※ ※ ※

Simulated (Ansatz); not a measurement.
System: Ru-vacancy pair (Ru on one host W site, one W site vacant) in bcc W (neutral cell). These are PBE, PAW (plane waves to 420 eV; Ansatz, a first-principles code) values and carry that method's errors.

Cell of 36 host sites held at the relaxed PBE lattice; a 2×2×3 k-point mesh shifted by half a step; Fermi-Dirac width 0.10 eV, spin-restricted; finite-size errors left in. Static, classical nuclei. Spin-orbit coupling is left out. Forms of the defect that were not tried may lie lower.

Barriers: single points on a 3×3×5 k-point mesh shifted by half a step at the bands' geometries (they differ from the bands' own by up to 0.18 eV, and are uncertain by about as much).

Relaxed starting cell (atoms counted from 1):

※ ※ ※

Work instruction: The expected output is exactly the lines of the listing above between the line holding "System: Ru-vacancy pair" and the line holding "Cell of 36 host", inclusive.

Written reply:
System: Ru-vacancy pair (Ru on one host W site, one W site vacant) in bcc W (neutral cell). These are PBE, PAW (plane waves to 420 eV; Ansatz, a first-principles code) values and carry that method's errors.

Cell of 36 host sites held at the relaxed PBE lattice; a 2×2×3 k-point mesh shifted by half a step; Fermi-Dirac width 0.10 eV, spin-restricted; finite-size errors left in. Static, classical nuclei. Spin-orbit coupling is left out. Forms of the defect that were not tried may lie lower.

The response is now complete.